**WORK REQUEST:** For the entries below, the expected answer is the line with "64 (Hf_pv, C).", the line with "Caveat: spin-orbit coupling", and every line between them, exactly as written, and nothing more.

**ENTRIES PROVIDED:**
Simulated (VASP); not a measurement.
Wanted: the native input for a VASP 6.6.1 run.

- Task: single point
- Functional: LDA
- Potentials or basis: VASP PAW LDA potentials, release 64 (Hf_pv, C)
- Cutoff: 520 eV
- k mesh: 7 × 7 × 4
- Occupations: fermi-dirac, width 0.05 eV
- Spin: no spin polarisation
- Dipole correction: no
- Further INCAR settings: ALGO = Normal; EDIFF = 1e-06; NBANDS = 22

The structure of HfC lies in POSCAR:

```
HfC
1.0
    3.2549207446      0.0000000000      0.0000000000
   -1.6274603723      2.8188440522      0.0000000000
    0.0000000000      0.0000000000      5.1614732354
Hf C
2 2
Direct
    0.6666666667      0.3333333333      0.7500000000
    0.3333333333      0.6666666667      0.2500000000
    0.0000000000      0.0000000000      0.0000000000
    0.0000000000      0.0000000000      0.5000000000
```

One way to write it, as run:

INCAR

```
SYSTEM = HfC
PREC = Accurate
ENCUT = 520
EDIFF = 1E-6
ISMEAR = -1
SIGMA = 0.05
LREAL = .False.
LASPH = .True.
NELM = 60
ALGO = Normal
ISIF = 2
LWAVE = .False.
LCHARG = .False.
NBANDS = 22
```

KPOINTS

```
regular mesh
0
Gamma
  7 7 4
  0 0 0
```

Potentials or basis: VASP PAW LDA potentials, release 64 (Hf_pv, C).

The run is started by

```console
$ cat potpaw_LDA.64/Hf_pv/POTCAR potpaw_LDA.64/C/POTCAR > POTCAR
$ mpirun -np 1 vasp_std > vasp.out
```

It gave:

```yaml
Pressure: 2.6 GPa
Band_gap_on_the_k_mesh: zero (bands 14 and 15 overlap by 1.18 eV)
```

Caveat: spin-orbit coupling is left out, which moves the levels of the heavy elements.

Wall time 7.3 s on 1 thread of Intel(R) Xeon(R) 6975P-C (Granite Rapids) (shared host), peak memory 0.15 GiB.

**REPLY:**
Potentials or basis: VASP PAW LDA potentials, release 64 (Hf_pv, C).

The run is started by

```console
$ cat potpaw_LDA.64/Hf_pv/POTCAR potpaw_LDA.64/C/POTCAR > POTCAR
$ mpirun -np 1 vasp_std > vasp.out
```

It gave:

```yaml
Pressure: 2.6 GPa
Band_gap_on_the_k_mesh: zero (bands 14 and 15 overlap by 1.18 eV)
```

Caveat: spin-orbit coupling is left out, which moves the levels of the heavy elements.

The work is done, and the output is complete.